## [Action item]
Between the line containing "H, 1 atom in" and the line containing "Problem. Estimate the wall time of this run." lies a run of lines; give that run again exactly, with both of those lines, and nothing else from the entries below.

*** Opening Supplied material ***

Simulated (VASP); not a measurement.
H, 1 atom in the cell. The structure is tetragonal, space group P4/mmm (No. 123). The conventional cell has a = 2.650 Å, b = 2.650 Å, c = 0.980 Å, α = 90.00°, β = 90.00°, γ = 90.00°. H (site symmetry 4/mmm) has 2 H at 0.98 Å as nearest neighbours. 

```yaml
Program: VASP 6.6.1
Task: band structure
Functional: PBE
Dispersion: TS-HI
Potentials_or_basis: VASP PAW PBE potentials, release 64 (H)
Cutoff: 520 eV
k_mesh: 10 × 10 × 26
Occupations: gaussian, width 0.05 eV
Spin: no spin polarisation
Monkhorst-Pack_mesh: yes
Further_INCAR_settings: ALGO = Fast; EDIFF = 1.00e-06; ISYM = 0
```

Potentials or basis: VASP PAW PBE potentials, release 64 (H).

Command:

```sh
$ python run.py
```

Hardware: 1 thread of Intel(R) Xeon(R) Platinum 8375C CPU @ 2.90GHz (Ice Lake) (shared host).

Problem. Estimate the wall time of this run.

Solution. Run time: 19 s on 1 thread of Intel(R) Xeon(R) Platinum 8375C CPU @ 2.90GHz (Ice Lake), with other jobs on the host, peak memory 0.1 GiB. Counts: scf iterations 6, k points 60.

*** Closing Supplied material ***

## [Written response]
H, 1 atom in the cell. The structure is tetragonal, space group P4/mmm (No. 123). The conventional cell has a = 2.650 Å, b = 2.650 Å, c = 0.980 Å, α = 90.00°, β = 90.00°, γ = 90.00°. H (site symmetry 4/mmm) has 2 H at 0.98 Å as nearest neighbours. 

```yaml
Program: VASP 6.6.1
Task: band structure
Functional: PBE
Dispersion: TS-HI
Potentials_or_basis: VASP PAW PBE potentials, release 64 (H)
Cutoff: 520 eV
k_mesh: 10 × 10 × 26
Occupations: gaussian, width 0.05 eV
Spin: no spin polarisation
Monkhorst-Pack_mesh: yes
Further_INCAR_settings: ALGO = Fast; EDIFF = 1.00e-06; ISYM = 0
```

Potentials or basis: VASP PAW PBE potentials, release 64 (H).

Command:

```sh
$ python run.py
```

Hardware: 1 thread of Intel(R) Xeon(R) Platinum 8375C CPU @ 2.90GHz (Ice Lake) (shared host).

Problem. Estimate the wall time of this run.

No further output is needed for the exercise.